■ **Data shown**:
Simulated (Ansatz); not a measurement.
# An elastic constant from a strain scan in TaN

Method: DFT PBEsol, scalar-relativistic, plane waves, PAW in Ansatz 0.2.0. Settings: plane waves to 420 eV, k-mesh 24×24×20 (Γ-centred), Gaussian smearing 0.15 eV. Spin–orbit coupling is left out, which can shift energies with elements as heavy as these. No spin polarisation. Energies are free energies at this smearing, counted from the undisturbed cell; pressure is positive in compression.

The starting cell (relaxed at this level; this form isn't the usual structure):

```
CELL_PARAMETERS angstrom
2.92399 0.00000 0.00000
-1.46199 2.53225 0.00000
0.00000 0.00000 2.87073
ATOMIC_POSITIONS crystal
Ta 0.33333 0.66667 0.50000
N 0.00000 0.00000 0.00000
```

■ **Work task**: Retype every line of the listing, word for word, from its opening line to the line that holds "# An elastic", and include that last line too.

■ **Result**:
Simulated (Ansatz); not a measurement.
# An elastic constant from a strain scan in TaN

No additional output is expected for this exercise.